## Work instruction
Copy out, unchanged, every line from the start of the records to the line that contains "- Potentials or", and stop there.

▬▬▬▬▬▬▬▬▬▬

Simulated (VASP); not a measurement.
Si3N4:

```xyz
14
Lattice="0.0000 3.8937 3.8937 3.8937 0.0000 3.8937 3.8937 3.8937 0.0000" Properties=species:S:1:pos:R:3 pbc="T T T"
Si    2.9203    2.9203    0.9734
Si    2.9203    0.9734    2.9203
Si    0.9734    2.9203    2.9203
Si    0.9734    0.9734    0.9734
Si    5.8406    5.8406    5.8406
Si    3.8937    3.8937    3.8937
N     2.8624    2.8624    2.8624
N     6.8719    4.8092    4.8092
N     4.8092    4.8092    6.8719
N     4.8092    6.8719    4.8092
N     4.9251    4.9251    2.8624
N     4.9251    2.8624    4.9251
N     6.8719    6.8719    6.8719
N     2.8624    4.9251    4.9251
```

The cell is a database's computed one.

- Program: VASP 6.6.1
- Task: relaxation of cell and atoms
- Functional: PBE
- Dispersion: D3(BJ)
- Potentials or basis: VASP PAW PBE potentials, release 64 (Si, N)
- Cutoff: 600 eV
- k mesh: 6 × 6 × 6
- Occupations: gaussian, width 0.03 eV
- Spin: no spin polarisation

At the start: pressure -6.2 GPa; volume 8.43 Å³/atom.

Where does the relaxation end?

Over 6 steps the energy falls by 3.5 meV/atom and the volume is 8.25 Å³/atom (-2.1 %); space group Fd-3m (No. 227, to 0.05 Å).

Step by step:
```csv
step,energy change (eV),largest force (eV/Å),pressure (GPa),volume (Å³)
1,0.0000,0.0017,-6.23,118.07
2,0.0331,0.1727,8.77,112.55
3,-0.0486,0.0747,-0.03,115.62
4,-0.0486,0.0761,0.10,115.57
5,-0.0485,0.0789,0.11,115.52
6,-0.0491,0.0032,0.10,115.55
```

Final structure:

▬▬▬▬▬▬▬▬▬▬

## Task response
Simulated (VASP); not a measurement.
Si3N4:

```xyz
14
Lattice="0.0000 3.8937 3.8937 3.8937 0.0000 3.8937 3.8937 3.8937 0.0000" Properties=species:S:1:pos:R:3 pbc="T T T"
Si    2.9203    2.9203    0.9734
Si    2.9203    0.9734    2.9203
Si    0.9734    2.9203    2.9203
Si    0.9734    0.9734    0.9734
Si    5.8406    5.8406    5.8406
Si    3.8937    3.8937    3.8937
N     2.8624    2.8624    2.8624
N     6.8719    4.8092    4.8092
N     4.8092    4.8092    6.8719
N     4.8092    6.8719    4.8092
N     4.9251    4.9251    2.8624
N     4.9251    2.8624    4.9251
N     6.8719    6.8719    6.8719
N     2.8624    4.9251    4.9251
```

The cell is a database's computed one.

- Program: VASP 6.6.1
- Task: relaxation of cell and atoms
- Functional: PBE
- Dispersion: D3(BJ)
- Potentials or basis: VASP PAW PBE potentials, release 64 (Si, N)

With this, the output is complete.